* **WORK REQUEST**: The entries that follow include a run beginning at the line with "121 | 1.1 |" and ending at the line with "off the line."; restate that run word for word and leave the rest out.

* **EXERCISE DATA**:
──────────────────────────────
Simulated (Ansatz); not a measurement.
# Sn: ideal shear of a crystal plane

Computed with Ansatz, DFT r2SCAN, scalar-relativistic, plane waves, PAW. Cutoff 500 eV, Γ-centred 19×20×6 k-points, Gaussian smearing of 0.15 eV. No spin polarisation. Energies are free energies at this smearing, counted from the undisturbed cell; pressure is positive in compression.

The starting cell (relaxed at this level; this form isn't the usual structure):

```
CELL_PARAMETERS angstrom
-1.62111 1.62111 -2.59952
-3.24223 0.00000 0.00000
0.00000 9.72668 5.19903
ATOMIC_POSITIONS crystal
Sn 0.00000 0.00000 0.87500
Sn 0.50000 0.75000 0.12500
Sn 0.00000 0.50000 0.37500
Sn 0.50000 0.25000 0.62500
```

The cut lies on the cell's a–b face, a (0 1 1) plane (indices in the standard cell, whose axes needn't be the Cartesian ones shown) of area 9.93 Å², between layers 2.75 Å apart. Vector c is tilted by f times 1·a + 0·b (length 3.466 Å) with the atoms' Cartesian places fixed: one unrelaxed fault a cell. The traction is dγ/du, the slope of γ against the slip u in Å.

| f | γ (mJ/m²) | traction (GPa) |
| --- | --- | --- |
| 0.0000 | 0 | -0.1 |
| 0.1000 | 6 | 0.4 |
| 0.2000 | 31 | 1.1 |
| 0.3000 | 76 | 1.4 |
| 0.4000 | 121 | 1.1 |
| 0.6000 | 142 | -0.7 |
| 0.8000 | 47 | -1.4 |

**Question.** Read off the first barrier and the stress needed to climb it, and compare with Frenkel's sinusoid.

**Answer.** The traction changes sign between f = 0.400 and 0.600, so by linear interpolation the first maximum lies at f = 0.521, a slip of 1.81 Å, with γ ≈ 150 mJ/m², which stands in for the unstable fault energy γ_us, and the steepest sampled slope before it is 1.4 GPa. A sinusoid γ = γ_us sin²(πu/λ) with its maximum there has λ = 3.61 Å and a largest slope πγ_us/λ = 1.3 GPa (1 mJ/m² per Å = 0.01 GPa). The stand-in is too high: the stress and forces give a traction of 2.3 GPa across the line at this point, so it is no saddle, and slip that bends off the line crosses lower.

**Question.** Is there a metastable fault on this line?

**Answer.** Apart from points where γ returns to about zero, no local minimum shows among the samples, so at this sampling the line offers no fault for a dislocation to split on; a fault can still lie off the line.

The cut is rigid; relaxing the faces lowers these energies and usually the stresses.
──────────────────────────────

* **RESPONSE BOX**:
| 0.4000 | 121 | 1.1 |
| 0.6000 | 142 | -0.7 |
| 0.8000 | 47 | -1.4 |

**Question.** Read off the first barrier and the stress needed to climb it, and compare with Frenkel's sinusoid.

**Answer.** The traction changes sign between f = 0.400 and 0.600, so by linear interpolation the first maximum lies at f = 0.521, a slip of 1.81 Å, with γ ≈ 150 mJ/m², which stands in for the unstable fault energy γ_us, and the steepest sampled slope before it is 1.4 GPa. A sinusoid γ = γ_us sin²(πu/λ) with its maximum there has λ = 3.61 Å and a largest slope πγ_us/λ = 1.3 GPa (1 mJ/m² per Å = 0.01 GPa). The stand-in is too high: the stress and forces give a traction of 2.3 GPa across the line at this point, so it is no saddle, and slip that bends off the line crosses lower.

**Question.** Is there a metastable fault on this line?

**Answer.** Apart from points where γ returns to about zero, no local minimum shows among the samples, so at this sampling the line offers no fault for a dislocation to split on; a fault can still lie off the line.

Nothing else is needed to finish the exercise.